Assignment >> Copy out the data in full, keeping each line exactly as it reads.

─── Data ───
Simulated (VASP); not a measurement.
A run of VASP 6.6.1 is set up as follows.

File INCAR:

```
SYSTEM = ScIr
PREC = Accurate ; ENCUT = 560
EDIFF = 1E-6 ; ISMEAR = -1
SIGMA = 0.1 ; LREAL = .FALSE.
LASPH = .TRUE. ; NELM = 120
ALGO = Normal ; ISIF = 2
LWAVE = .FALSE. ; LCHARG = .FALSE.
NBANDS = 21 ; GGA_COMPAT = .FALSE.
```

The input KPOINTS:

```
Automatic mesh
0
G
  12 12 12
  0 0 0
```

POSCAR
───

Task solution >>
Simulated (VASP); not a measurement.
A run of VASP 6.6.1 is set up as follows.

File INCAR:

```
SYSTEM = ScIr
PREC = Accurate ; ENCUT = 560
EDIFF = 1E-6 ; ISMEAR = -1
SIGMA = 0.1 ; LREAL = .FALSE.
LASPH = .TRUE. ; NELM = 120
ALGO = Normal ; ISIF = 2
LWAVE = .FALSE. ; LCHARG = .FALSE.
NBANDS = 21 ; GGA_COMPAT = .FALSE.
```

The input KPOINTS:

```
Automatic mesh
0
G
  12 12 12
  0 0 0
```

POSCAR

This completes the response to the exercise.